**Source information**.
--*--
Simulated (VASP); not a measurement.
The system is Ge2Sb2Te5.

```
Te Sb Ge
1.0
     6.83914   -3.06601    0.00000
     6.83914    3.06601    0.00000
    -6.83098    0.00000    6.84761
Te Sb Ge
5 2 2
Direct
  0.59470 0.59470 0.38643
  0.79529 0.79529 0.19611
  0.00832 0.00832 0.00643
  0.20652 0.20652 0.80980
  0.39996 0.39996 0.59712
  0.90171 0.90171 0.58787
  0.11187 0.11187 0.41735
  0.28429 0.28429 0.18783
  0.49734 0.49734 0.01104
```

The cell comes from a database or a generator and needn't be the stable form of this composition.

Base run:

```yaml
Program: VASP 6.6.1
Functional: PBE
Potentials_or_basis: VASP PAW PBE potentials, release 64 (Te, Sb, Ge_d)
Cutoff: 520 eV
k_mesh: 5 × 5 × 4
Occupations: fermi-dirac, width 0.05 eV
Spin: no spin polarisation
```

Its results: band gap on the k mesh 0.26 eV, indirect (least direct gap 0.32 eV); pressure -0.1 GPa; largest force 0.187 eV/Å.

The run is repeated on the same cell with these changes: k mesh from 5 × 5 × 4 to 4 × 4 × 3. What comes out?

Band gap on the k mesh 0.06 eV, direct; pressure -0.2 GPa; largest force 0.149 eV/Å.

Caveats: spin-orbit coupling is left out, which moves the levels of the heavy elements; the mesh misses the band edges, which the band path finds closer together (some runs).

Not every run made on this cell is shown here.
--*--

Take the line above containing "Band gap on the k mesh 0.06", the line containing "Caveats: spin-orbit coupling", and all lines in between, and copy them exactly without anything else.

Band gap on the k mesh 0.06 eV, direct; pressure -0.2 GPa; largest force 0.149 eV/Å.

Caveats: spin-orbit coupling is left out, which moves the levels of the heavy elements; the mesh misses the band edges, which the band path finds closer together (some runs).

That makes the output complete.